Exercise data >>
::::

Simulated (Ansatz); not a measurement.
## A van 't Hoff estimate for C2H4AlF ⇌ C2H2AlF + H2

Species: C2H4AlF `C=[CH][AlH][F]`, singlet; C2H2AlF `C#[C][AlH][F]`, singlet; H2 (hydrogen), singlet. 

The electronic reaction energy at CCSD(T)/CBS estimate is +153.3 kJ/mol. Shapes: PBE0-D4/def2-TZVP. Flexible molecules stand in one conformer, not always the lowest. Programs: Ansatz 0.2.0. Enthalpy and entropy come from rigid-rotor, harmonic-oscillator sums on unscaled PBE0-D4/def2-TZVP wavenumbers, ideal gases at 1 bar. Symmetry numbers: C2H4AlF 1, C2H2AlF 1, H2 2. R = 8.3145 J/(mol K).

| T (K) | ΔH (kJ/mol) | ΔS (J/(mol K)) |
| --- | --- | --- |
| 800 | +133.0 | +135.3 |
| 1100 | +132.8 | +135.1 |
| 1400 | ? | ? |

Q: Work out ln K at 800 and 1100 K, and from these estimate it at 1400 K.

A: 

::::

Action item >>
Reproduce the complete data exactly as presented above.

Response >>
Simulated (Ansatz); not a measurement.
## A van 't Hoff estimate for C2H4AlF ⇌ C2H2AlF + H2

Species: C2H4AlF `C=[CH][AlH][F]`, singlet; C2H2AlF `C#[C][AlH][F]`, singlet; H2 (hydrogen), singlet. 

The electronic reaction energy at CCSD(T)/CBS estimate is +153.3 kJ/mol. Shapes: PBE0-D4/def2-TZVP. Flexible molecules stand in one conformer, not always the lowest. Programs: Ansatz 0.2.0. Enthalpy and entropy come from rigid-rotor, harmonic-oscillator sums on unscaled PBE0-D4/def2-TZVP wavenumbers, ideal gases at 1 bar. Symmetry numbers: C2H4AlF 1, C2H2AlF 1, H2 2. R = 8.3145 J/(mol K).

| T (K) | ΔH (kJ/mol) | ΔS (J/(mol K)) |
| --- | --- | --- |
| 800 | +133.0 | +135.3 |
| 1100 | +132.8 | +135.1 |
| 1400 | ? | ? |

Q: Work out ln K at 800 and 1100 K, and from these estimate it at 1400 K.

A: 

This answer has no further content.